_WORK ORDER_
Set down exactly the lines in the records below that run from the line with "The structure of" to the line with "Caveat: an odd", inclusive, and nothing more.

_DATA FOR ANALYSIS_
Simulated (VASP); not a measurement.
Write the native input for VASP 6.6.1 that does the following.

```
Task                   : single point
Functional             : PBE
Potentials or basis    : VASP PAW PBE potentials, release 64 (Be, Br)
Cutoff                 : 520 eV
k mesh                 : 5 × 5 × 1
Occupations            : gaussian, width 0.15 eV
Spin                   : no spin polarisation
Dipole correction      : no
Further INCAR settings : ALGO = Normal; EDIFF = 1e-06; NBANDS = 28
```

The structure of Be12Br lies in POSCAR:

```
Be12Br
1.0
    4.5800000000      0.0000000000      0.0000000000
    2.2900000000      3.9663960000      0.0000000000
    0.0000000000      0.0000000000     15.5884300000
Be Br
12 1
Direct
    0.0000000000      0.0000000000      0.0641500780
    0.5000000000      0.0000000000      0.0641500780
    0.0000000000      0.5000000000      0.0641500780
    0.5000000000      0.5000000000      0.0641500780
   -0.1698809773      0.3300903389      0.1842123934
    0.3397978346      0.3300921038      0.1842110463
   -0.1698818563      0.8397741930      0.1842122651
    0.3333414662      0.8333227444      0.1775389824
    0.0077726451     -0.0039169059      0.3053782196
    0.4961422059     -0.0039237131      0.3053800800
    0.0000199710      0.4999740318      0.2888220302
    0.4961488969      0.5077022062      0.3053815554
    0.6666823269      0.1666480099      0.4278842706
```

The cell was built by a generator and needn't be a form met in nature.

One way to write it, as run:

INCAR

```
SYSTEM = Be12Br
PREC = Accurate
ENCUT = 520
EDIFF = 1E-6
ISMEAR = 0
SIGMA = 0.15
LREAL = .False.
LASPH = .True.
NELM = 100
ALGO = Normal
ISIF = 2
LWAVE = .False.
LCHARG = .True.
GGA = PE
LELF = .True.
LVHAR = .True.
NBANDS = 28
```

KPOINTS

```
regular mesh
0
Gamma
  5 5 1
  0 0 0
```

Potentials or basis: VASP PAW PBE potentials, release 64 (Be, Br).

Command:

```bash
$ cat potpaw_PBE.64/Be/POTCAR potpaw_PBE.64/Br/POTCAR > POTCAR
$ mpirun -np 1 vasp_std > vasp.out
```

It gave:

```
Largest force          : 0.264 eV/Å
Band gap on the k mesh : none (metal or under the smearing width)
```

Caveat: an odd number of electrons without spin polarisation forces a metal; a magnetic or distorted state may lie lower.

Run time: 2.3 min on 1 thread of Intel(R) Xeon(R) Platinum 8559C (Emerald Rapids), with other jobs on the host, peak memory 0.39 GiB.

_WORKED SOLUTION_
The structure of Be12Br lies in POSCAR:

```
Be12Br
1.0
    4.5800000000      0.0000000000      0.0000000000
    2.2900000000      3.9663960000      0.0000000000
    0.0000000000      0.0000000000     15.5884300000
Be Br
12 1
Direct
    0.0000000000      0.0000000000      0.0641500780
    0.5000000000      0.0000000000      0.0641500780
    0.0000000000      0.5000000000      0.0641500780
    0.5000000000      0.5000000000      0.0641500780
   -0.1698809773      0.3300903389      0.1842123934
    0.3397978346      0.3300921038      0.1842110463
   -0.1698818563      0.8397741930      0.1842122651
    0.3333414662      0.8333227444      0.1775389824
    0.0077726451     -0.0039169059      0.3053782196
    0.4961422059     -0.0039237131      0.3053800800
    0.0000199710      0.4999740318      0.2888220302
    0.4961488969      0.5077022062      0.3053815554
    0.6666823269      0.1666480099      0.4278842706
```

The cell was built by a generator and needn't be a form met in nature.

One way to write it, as run:

INCAR

```
SYSTEM = Be12Br
PREC = Accurate
ENCUT = 520
EDIFF = 1E-6
ISMEAR = 0
SIGMA = 0.15
LREAL = .False.
LASPH = .True.
NELM = 100
ALGO = Normal
ISIF = 2
LWAVE = .False.
LCHARG = .True.
GGA = PE
LELF = .True.
LVHAR = .True.
NBANDS = 28
```

KPOINTS

```
regular mesh
0
Gamma
  5 5 1
  0 0 0
```

Potentials or basis: VASP PAW PBE potentials, release 64 (Be, Br).

Command:

```bash
$ cat potpaw_PBE.64/Be/POTCAR potpaw_PBE.64/Br/POTCAR > POTCAR
$ mpirun -np 1 vasp_std > vasp.out
```

It gave:

```
Largest force          : 0.264 eV/Å
Band gap on the k mesh : none (metal or under the smearing width)
```

Caveat: an odd number of electrons without spin polarisation forces a metal; a magnetic or distorted state may lie lower.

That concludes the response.